**Assignment:**
The entries below hold a line with "Property | Result |" and a line with "H) ppm [GIAO PBE0/pcSseg-1] |". Return those lines and all that lie between them, exactly and only.

--*--

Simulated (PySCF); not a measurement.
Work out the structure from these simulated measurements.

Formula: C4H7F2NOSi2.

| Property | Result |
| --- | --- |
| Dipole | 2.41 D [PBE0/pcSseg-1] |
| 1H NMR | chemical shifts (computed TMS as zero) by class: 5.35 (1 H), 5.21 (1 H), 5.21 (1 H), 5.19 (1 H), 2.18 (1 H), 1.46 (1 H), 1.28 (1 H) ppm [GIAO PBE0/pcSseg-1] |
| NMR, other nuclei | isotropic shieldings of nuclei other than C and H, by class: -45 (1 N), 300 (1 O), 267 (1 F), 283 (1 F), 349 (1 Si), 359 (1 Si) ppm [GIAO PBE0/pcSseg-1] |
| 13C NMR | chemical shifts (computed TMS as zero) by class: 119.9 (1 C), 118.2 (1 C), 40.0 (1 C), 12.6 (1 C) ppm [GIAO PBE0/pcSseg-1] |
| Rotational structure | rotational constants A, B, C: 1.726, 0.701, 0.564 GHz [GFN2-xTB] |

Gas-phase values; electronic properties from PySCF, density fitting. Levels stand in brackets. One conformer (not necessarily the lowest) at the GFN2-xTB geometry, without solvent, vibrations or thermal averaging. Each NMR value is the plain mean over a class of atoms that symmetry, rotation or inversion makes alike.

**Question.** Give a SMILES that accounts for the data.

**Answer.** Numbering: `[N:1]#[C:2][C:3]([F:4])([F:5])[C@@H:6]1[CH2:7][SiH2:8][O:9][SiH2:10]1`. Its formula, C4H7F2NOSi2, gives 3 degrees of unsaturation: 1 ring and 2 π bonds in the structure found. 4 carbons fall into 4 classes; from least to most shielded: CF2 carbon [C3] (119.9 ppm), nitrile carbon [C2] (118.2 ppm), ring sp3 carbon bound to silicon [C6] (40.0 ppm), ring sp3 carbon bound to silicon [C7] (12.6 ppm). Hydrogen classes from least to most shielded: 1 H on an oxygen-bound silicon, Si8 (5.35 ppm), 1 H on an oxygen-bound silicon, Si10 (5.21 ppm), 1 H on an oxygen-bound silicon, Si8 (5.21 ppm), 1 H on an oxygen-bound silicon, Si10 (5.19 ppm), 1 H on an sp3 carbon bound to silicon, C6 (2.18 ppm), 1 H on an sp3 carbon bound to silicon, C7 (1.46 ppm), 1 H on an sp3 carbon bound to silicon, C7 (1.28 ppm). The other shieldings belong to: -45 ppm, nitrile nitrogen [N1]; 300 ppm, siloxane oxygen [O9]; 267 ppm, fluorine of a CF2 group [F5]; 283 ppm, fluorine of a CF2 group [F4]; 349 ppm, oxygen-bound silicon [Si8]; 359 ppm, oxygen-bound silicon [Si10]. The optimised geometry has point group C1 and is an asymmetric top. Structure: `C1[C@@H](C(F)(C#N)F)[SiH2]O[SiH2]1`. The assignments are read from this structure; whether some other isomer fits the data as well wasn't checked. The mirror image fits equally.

--*--

**Written solution:**
| Property | Result |
| --- | --- |
| Dipole | 2.41 D [PBE0/pcSseg-1] |
| 1H NMR | chemical shifts (computed TMS as zero) by class: 5.35 (1 H), 5.21 (1 H), 5.21 (1 H), 5.19 (1 H), 2.18 (1 H), 1.46 (1 H), 1.28 (1 H) ppm [GIAO PBE0/pcSseg-1] |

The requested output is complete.